━━━━━ EXCERPTED DATA

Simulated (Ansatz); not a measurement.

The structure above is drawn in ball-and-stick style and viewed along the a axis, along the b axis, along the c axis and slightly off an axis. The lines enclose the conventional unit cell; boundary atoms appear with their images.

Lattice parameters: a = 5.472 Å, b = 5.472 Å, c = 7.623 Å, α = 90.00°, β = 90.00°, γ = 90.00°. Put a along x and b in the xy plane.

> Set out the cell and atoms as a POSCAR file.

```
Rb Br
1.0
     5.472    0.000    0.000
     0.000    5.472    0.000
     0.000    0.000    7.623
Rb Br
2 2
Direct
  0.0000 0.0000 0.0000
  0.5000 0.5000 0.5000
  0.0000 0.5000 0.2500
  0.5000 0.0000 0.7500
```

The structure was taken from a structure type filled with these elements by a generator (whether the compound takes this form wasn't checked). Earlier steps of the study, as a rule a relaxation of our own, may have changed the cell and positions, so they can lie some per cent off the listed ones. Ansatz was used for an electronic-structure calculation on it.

━━━━━━━━━━

### ACTIVITY
Output a faithful copy of every entry, keeping each line as written.

### WRITTEN ANSWER
Simulated (Ansatz); not a measurement.

The structure above is drawn in ball-and-stick style and viewed along the a axis, along the b axis, along the c axis and slightly off an axis. The lines enclose the conventional unit cell; boundary atoms appear with their images.

Lattice parameters: a = 5.472 Å, b = 5.472 Å, c = 7.623 Å, α = 90.00°, β = 90.00°, γ = 90.00°. Put a along x and b in the xy plane.

> Set out the cell and atoms as a POSCAR file.

```
Rb Br
1.0
     5.472    0.000    0.000
     0.000    5.472    0.000
     0.000    0.000    7.623
Rb Br
2 2
Direct
  0.0000 0.0000 0.0000
  0.5000 0.5000 0.5000
  0.0000 0.5000 0.2500
  0.5000 0.0000 0.7500
```

The structure was taken from a structure type filled with these elements by a generator (whether the compound takes this form wasn't checked). Earlier steps of the study, as a rule a relaxation of our own, may have changed the cell and positions, so they can lie some per cent off the listed ones. Ansatz was used for an electronic-structure calculation on it.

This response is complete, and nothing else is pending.